Exercise:
Go through the entries below from the first line and output each one exactly, up to and including the line with "Crystal: SiNi.".

Recorded data Block Start
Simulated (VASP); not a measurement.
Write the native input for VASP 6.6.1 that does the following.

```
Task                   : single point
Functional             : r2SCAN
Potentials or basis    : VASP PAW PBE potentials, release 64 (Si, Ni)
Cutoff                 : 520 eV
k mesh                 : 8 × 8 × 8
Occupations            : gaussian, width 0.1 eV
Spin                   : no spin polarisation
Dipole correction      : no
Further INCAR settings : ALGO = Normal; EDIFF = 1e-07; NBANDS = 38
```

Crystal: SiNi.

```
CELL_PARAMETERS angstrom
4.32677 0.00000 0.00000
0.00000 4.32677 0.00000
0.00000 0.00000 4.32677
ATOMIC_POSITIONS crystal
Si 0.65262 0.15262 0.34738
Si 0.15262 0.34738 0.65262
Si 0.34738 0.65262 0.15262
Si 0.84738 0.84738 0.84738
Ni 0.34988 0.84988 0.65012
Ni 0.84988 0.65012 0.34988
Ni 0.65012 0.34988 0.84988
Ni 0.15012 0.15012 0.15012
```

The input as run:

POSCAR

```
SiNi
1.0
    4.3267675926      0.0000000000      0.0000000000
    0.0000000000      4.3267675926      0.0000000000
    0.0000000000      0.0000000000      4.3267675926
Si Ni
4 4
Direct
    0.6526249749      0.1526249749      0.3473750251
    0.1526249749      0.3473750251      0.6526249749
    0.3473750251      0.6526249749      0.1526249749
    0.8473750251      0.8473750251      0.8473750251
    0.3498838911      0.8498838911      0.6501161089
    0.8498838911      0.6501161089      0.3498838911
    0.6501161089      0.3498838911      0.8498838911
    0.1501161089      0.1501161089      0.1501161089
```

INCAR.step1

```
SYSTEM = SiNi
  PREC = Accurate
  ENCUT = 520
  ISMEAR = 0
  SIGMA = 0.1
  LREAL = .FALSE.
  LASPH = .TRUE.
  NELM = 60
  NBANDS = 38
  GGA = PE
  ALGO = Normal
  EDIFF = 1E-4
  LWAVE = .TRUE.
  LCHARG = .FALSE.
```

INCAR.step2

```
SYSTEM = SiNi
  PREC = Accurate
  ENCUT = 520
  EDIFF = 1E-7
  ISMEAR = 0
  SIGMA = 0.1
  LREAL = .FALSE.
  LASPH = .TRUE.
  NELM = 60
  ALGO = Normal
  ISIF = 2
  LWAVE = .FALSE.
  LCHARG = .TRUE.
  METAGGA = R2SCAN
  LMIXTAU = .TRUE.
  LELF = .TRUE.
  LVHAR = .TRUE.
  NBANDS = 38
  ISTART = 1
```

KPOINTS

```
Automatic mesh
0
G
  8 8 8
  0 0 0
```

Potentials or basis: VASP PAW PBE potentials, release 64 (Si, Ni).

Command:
Recorded data Block End

Exercise solution:
Simulated (VASP); not a measurement.
Write the native input for VASP 6.6.1 that does the following.

```
Task                   : single point
Functional             : r2SCAN
Potentials or basis    : VASP PAW PBE potentials, release 64 (Si, Ni)
Cutoff                 : 520 eV
k mesh                 : 8 × 8 × 8
Occupations            : gaussian, width 0.1 eV
Spin                   : no spin polarisation
Dipole correction      : no
Further INCAR settings : ALGO = Normal; EDIFF = 1e-07; NBANDS = 38
```

Crystal: SiNi.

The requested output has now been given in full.